> _Supplied information_:
● ● ● ● ●
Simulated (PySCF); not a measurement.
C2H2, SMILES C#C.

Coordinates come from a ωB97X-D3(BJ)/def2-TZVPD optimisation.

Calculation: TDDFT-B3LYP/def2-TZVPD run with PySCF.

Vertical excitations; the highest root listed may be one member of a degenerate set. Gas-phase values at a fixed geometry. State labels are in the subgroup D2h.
● ● ● ● ●

> _Work instruction_:
Beginning with the line that has "C2H2, SMILES C#C." and ending with the line that has "Calculation: TDDFT-B3LYP/def2-TZVPD run", set down the lines above exactly and include no others.

> _Expected answer_:
C2H2, SMILES C#C.

Coordinates come from a ωB97X-D3(BJ)/def2-TZVPD optimisation.

Calculation: TDDFT-B3LYP/def2-TZVPD run with PySCF.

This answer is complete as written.